▶ **Activity**
In this exercise, every entry is to be transcribed exactly as written.

Input data Start Marker

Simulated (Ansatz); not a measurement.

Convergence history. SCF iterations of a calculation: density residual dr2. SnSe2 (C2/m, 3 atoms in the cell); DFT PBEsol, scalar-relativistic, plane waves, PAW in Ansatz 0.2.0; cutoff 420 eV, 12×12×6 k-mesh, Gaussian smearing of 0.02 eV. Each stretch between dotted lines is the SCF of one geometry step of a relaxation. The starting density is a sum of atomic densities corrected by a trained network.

Input data End Marker

▶ **Response box**
Simulated (Ansatz); not a measurement.

Convergence history. SCF iterations of a calculation: density residual dr2. SnSe2 (C2/m, 3 atoms in the cell); DFT PBEsol, scalar-relativistic, plane waves, PAW in Ansatz 0.2.0; cutoff 420 eV, 12×12×6 k-mesh, Gaussian smearing of 0.02 eV. Each stretch between dotted lines is the SCF of one geometry step of a relaxation. The starting density is a sum of atomic densities corrected by a trained network.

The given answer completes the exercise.